*Activity*
Below are some records; quote exactly the lines from the one that contains "Estimate VASP's values." through the one that contains "shells in valence.", inclusive, and no others.

*Data extract*
....

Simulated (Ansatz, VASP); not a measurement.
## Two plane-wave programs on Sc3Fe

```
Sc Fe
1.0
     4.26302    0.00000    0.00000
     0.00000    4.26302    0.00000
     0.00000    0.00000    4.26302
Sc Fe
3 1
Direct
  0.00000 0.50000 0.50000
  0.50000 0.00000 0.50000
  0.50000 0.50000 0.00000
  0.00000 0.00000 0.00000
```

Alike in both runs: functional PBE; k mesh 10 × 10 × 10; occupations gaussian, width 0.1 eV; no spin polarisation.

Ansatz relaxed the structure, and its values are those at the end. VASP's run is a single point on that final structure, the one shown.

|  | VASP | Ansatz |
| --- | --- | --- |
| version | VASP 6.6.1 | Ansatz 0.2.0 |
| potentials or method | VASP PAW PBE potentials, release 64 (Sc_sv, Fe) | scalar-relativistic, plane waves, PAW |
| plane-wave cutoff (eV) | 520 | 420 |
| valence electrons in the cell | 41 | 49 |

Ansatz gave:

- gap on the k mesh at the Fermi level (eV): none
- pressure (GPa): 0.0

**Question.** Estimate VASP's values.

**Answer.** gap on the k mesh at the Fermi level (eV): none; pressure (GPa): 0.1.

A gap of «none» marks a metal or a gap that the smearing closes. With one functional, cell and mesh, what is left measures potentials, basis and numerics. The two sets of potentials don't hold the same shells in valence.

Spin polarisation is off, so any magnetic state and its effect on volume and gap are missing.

....

*Written solution*
**Question.** Estimate VASP's values.

**Answer.** gap on the k mesh at the Fermi level (eV): none; pressure (GPa): 0.1.

A gap of «none» marks a metal or a gap that the smearing closes. With one functional, cell and mesh, what is left measures potentials, basis and numerics. The two sets of potentials don't hold the same shells in valence.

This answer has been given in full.